▶ [TASK ITEM] From start to end of the material below, restate each line exactly.

▶ [DATA EXTRACTS]
* * * *
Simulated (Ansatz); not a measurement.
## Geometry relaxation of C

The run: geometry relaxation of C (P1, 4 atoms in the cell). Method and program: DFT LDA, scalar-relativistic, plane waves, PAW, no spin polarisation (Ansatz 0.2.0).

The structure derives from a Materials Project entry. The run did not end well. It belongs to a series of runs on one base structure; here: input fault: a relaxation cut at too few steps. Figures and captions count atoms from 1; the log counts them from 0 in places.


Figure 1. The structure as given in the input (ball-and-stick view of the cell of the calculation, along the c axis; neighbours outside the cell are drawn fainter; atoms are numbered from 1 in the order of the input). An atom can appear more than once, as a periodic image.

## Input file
* * * *

▶ [EXERCISE OUTPUT]
Simulated (Ansatz); not a measurement.
## Geometry relaxation of C

The run: geometry relaxation of C (P1, 4 atoms in the cell). Method and program: DFT LDA, scalar-relativistic, plane waves, PAW, no spin polarisation (Ansatz 0.2.0).

The structure derives from a Materials Project entry. The run did not end well. It belongs to a series of runs on one base structure; here: input fault: a relaxation cut at too few steps. Figures and captions count atoms from 1; the log counts them from 0 in places.


Figure 1. The structure as given in the input (ball-and-stick view of the cell of the calculation, along the c axis; neighbours outside the cell are drawn fainter; atoms are numbered from 1 in the order of the input). An atom can appear more than once, as a periodic image.

## Input file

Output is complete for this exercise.